## Action item
Please retype the records below exactly, from the first line down to and including the line with "Ansatz 0.2.0 |".

## Information supplied
[Start of Attachment]

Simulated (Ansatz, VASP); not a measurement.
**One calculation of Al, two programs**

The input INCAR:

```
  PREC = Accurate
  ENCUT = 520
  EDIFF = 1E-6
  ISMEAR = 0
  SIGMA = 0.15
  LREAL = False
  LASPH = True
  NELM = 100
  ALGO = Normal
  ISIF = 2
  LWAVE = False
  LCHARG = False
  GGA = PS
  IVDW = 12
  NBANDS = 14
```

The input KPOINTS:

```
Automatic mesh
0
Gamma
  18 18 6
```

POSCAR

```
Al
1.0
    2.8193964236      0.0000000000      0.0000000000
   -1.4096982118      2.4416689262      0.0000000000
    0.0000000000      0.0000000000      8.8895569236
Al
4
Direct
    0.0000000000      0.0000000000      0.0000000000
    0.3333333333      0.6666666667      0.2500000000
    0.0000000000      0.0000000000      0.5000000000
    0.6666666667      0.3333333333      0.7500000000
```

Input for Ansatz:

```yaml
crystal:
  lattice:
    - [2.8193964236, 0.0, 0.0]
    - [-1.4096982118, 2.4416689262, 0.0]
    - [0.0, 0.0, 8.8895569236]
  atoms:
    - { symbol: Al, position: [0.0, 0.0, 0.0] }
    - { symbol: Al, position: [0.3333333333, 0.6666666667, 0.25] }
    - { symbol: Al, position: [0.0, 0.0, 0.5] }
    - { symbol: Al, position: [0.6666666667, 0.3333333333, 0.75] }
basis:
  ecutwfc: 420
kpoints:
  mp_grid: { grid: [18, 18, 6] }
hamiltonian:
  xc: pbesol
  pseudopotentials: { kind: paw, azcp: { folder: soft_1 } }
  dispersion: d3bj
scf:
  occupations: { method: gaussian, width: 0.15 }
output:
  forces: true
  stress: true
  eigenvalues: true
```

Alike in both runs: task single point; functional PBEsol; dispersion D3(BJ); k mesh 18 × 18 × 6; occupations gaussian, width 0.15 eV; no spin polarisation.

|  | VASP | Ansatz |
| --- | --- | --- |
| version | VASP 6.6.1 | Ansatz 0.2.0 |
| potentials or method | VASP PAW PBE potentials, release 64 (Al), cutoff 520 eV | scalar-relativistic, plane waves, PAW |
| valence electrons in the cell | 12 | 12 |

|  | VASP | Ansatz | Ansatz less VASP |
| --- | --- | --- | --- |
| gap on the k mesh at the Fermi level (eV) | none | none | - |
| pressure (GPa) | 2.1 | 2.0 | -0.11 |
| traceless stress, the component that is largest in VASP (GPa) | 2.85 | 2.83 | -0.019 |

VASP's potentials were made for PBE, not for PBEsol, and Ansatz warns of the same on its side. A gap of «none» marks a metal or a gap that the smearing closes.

[End of Attachment]

## Exercise output
Simulated (Ansatz, VASP); not a measurement.
**One calculation of Al, two programs**

The input INCAR:

```
  PREC = Accurate
  ENCUT = 520
  EDIFF = 1E-6
  ISMEAR = 0
  SIGMA = 0.15
  LREAL = False
  LASPH = True
  NELM = 100
  ALGO = Normal
  ISIF = 2
  LWAVE = False
  LCHARG = False
  GGA = PS
  IVDW = 12
  NBANDS = 14
```

The input KPOINTS:

```
Automatic mesh
0
Gamma
  18 18 6
```

POSCAR

```
Al
1.0
    2.8193964236      0.0000000000      0.0000000000
   -1.4096982118      2.4416689262      0.0000000000
    0.0000000000      0.0000000000      8.8895569236
Al
4
Direct
    0.0000000000      0.0000000000      0.0000000000
    0.3333333333      0.6666666667      0.2500000000
    0.0000000000      0.0000000000      0.5000000000
    0.6666666667      0.3333333333      0.7500000000
```

Input for Ansatz:

```yaml
crystal:
  lattice:
    - [2.8193964236, 0.0, 0.0]
    - [-1.4096982118, 2.4416689262, 0.0]
    - [0.0, 0.0, 8.8895569236]
  atoms:
    - { symbol: Al, position: [0.0, 0.0, 0.0] }
    - { symbol: Al, position: [0.3333333333, 0.6666666667, 0.25] }
    - { symbol: Al, position: [0.0, 0.0, 0.5] }
    - { symbol: Al, position: [0.6666666667, 0.3333333333, 0.75] }
basis:
  ecutwfc: 420
kpoints:
  mp_grid: { grid: [18, 18, 6] }
hamiltonian:
  xc: pbesol
  pseudopotentials: { kind: paw, azcp: { folder: soft_1 } }
  dispersion: d3bj
scf:
  occupations: { method: gaussian, width: 0.15 }
output:
  forces: true
  stress: true
  eigenvalues: true
```

Alike in both runs: task single point; functional PBEsol; dispersion D3(BJ); k mesh 18 × 18 × 6; occupations gaussian, width 0.15 eV; no spin polarisation.

|  | VASP | Ansatz |
| --- | --- | --- |
| version | VASP 6.6.1 | Ansatz 0.2.0 |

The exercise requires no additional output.